* Work task: A stretch of the entries below is to be set down exactly, running from the line with "### 5. PBE, LCAO szp(dzp), h 0.18 Å" through the line with "Method: Kohn-Sham DFT, PBE, PAW, atomic", both included, and no other line.

=======

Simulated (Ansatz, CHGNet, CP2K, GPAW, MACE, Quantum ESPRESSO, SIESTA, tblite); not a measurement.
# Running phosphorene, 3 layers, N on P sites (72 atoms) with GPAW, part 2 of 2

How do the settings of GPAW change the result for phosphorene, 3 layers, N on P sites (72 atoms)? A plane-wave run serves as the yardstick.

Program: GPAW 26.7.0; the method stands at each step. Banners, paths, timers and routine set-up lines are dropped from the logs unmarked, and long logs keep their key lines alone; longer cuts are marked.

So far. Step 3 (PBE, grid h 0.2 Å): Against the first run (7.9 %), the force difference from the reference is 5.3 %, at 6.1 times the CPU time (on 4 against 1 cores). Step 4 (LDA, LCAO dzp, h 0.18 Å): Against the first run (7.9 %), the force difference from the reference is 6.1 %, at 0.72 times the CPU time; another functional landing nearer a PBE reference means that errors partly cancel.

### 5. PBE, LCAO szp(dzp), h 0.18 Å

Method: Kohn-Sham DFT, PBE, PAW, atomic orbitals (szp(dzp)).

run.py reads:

=======

* Your response:
### 5. PBE, LCAO szp(dzp), h 0.18 Å

Method: Kohn-Sham DFT, PBE, PAW, atomic orbitals (szp(dzp)).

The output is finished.